» EXCERPTED RECORDS:
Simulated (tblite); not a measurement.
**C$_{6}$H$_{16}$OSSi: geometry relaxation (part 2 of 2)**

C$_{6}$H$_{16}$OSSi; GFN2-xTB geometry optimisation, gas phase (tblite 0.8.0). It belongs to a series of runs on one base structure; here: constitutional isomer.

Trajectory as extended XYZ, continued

» TASK ITEM: The lines of the data, from the first through the one containing "here: constitutional isomer.", are to be transcribed exactly.

» ANSWER AREA:
Simulated (tblite); not a measurement.
**C$_{6}$H$_{16}$OSSi: geometry relaxation (part 2 of 2)**

C$_{6}$H$_{16}$OSSi; GFN2-xTB geometry optimisation, gas phase (tblite 0.8.0). It belongs to a series of runs on one base structure; here: constitutional isomer.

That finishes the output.